Entries supplied ▸
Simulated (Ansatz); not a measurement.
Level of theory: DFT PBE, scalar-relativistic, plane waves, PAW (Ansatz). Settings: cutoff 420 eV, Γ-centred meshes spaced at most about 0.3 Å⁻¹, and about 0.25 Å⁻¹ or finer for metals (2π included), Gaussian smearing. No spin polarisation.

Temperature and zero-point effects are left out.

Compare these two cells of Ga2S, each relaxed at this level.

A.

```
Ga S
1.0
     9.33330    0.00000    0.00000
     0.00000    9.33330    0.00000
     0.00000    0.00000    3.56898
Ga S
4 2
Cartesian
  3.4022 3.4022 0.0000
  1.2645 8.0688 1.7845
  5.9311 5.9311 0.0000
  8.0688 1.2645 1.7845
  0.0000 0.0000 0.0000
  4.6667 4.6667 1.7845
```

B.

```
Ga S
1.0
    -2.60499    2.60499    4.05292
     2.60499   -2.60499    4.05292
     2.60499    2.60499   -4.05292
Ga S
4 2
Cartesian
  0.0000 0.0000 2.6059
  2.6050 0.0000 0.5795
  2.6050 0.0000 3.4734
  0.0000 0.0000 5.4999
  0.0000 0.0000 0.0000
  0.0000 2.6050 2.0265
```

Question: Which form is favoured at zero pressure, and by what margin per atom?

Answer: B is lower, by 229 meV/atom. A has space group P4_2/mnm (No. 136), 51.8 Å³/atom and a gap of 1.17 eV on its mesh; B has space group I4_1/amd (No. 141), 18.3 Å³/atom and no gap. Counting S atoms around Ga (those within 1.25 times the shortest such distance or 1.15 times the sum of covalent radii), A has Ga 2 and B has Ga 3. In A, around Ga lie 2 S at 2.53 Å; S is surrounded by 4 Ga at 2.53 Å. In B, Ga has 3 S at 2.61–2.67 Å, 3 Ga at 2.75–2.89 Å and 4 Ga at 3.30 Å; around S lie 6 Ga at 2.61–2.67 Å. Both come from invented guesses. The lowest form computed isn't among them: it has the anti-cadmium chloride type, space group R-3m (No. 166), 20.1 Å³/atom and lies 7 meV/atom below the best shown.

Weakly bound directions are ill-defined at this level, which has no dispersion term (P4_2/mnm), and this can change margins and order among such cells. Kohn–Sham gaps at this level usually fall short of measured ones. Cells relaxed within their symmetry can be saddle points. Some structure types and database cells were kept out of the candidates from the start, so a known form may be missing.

Task item ▸
Given the records above, reproduce precisely and only the lines between the line holding "Compare these two" and the line holding "Answer: B is", inclusive.

Answer space ▸
Compare these two cells of Ga2S, each relaxed at this level.

A.

```
Ga S
1.0
     9.33330    0.00000    0.00000
     0.00000    9.33330    0.00000
     0.00000    0.00000    3.56898
Ga S
4 2
Cartesian
  3.4022 3.4022 0.0000
  1.2645 8.0688 1.7845
  5.9311 5.9311 0.0000
  8.0688 1.2645 1.7845
  0.0000 0.0000 0.0000
  4.6667 4.6667 1.7845
```

B.

```
Ga S
1.0
    -2.60499    2.60499    4.05292
     2.60499   -2.60499    4.05292
     2.60499    2.60499   -4.05292
Ga S
4 2
Cartesian
  0.0000 0.0000 2.6059
  2.6050 0.0000 0.5795
  2.6050 0.0000 3.4734
  0.0000 0.0000 5.4999
  0.0000 0.0000 0.0000
  0.0000 2.6050 2.0265
```

Question: Which form is favoured at zero pressure, and by what margin per atom?

Answer: B is lower, by 229 meV/atom. A has space group P4_2/mnm (No. 136), 51.8 Å³/atom and a gap of 1.17 eV on its mesh; B has space group I4_1/amd (No. 141), 18.3 Å³/atom and no gap. Counting S atoms around Ga (those within 1.25 times the shortest such distance or 1.15 times the sum of covalent radii), A has Ga 2 and B has Ga 3. In A, around Ga lie 2 S at 2.53 Å; S is surrounded by 4 Ga at 2.53 Å. In B, Ga has 3 S at 2.61–2.67 Å, 3 Ga at 2.75–2.89 Å and 4 Ga at 3.30 Å; around S lie 6 Ga at 2.61–2.67 Å. Both come from invented guesses. The lowest form computed isn't among them: it has the anti-cadmium chloride type, space group R-3m (No. 166), 20.1 Å³/atom and lies 7 meV/atom below the best shown.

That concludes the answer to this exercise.